| ACTIVITY |
Reproduce the following entries exactly, leaving nothing out.

━━━ EXERCISE DATA ━━━

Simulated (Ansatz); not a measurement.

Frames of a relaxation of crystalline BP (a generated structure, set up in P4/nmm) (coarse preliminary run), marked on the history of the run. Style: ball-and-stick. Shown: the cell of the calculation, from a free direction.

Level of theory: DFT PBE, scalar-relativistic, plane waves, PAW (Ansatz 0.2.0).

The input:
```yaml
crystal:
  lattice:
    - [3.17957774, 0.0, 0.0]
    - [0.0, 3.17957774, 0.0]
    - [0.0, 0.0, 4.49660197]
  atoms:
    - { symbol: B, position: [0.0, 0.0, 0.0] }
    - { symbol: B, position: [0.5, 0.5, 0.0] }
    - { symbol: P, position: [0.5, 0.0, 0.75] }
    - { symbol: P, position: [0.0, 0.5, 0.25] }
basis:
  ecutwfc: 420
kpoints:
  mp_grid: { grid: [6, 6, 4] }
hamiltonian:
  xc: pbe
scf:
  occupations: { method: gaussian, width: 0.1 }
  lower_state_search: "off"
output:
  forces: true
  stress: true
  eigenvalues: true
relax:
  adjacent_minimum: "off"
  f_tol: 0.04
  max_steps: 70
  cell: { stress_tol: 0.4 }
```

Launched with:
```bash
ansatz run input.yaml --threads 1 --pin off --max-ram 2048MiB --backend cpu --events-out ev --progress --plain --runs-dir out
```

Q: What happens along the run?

━━━

| WORKED SOLUTION |
Simulated (Ansatz); not a measurement.

Frames of a relaxation of crystalline BP (a generated structure, set up in P4/nmm) (coarse preliminary run), marked on the history of the run. Style: ball-and-stick. Shown: the cell of the calculation, from a free direction.

Level of theory: DFT PBE, scalar-relativistic, plane waves, PAW (Ansatz 0.2.0).

The input:
```yaml
crystal:
  lattice:
    - [3.17957774, 0.0, 0.0]
    - [0.0, 3.17957774, 0.0]
    - [0.0, 0.0, 4.49660197]
  atoms:
    - { symbol: B, position: [0.0, 0.0, 0.0] }
    - { symbol: B, position: [0.5, 0.5, 0.0] }
    - { symbol: P, position: [0.5, 0.0, 0.75] }
    - { symbol: P, position: [0.0, 0.5, 0.25] }
basis:
  ecutwfc: 420
kpoints:
  mp_grid: { grid: [6, 6, 4] }
hamiltonian:
  xc: pbe
scf:
  occupations: { method: gaussian, width: 0.1 }
  lower_state_search: "off"
output:
  forces: true
  stress: true
  eigenvalues: true
relax:
  adjacent_minimum: "off"
  f_tol: 0.04
  max_steps: 70
  cell: { stress_tol: 0.4 }
```

Launched with:
```bash
ansatz run input.yaml --threads 1 --pin off --max-ram 2048MiB --backend cpu --events-out ev --progress --plain --runs-dir out
```

Q: What happens along the run?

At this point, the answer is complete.